EXERCISE
From the first line to the last, write out the material exactly.

(DATA EXTRACT begins)

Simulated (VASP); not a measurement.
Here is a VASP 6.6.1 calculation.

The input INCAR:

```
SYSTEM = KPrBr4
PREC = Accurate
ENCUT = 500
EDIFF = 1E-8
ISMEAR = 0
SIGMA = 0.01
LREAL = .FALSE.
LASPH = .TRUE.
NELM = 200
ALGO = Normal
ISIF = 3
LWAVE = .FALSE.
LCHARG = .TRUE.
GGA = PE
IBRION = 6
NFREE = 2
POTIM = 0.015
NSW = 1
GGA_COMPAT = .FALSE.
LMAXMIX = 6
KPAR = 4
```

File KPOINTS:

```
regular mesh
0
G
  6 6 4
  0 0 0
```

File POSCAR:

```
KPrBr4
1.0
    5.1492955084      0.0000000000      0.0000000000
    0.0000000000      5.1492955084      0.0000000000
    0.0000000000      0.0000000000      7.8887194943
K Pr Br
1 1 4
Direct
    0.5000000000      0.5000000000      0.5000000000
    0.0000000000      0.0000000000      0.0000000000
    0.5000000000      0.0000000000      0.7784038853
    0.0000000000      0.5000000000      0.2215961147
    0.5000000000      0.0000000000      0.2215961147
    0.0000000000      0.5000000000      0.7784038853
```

(DATA EXTRACT ends)

TASK RESPONSE
Simulated (VASP); not a measurement.
Here is a VASP 6.6.1 calculation.

The input INCAR:

```
SYSTEM = KPrBr4
PREC = Accurate
ENCUT = 500
EDIFF = 1E-8
ISMEAR = 0
SIGMA = 0.01
LREAL = .FALSE.
LASPH = .TRUE.
NELM = 200
ALGO = Normal
ISIF = 3
LWAVE = .FALSE.
LCHARG = .TRUE.
GGA = PE
IBRION = 6
NFREE = 2
POTIM = 0.015
NSW = 1
GGA_COMPAT = .FALSE.
LMAXMIX = 6
KPAR = 4
```

File KPOINTS:

```
regular mesh
0
G
  6 6 4
  0 0 0
```

File POSCAR:

```
KPrBr4
1.0
    5.1492955084      0.0000000000      0.0000000000
    0.0000000000      5.1492955084      0.0000000000
    0.0000000000      0.0000000000      7.8887194943
K Pr Br
1 1 4
Direct
    0.5000000000      0.5000000000      0.5000000000
    0.0000000000      0.0000000000      0.0000000000
    0.5000000000      0.0000000000      0.7784038853
    0.0000000000      0.5000000000      0.2215961147
    0.5000000000      0.0000000000      0.2215961147
    0.0000000000      0.5000000000      0.7784038853
```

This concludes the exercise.